Exercise: Only the lines from the top of the data through the one with "A: All Si atoms, about 2.2 eV/Å." are to be written out, each exactly as it stands.

Dataset excerpts:
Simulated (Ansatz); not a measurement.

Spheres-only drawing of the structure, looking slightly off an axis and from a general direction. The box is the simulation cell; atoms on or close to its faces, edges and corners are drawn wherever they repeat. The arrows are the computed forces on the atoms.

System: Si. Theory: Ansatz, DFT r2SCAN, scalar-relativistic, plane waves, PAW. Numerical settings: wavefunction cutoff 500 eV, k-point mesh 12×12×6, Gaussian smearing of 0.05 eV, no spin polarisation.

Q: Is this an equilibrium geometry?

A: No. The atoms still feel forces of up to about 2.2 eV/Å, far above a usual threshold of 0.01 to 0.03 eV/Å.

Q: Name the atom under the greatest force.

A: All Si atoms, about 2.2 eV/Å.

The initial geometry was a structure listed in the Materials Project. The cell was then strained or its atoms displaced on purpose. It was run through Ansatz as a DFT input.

Exercise result:
Simulated (Ansatz); not a measurement.

Spheres-only drawing of the structure, looking slightly off an axis and from a general direction. The box is the simulation cell; atoms on or close to its faces, edges and corners are drawn wherever they repeat. The arrows are the computed forces on the atoms.

System: Si. Theory: Ansatz, DFT r2SCAN, scalar-relativistic, plane waves, PAW. Numerical settings: wavefunction cutoff 500 eV, k-point mesh 12×12×6, Gaussian smearing of 0.05 eV, no spin polarisation.

Q: Is this an equilibrium geometry?

A: No. The atoms still feel forces of up to about 2.2 eV/Å, far above a usual threshold of 0.01 to 0.03 eV/Å.

Q: Name the atom under the greatest force.

A: All Si atoms, about 2.2 eV/Å.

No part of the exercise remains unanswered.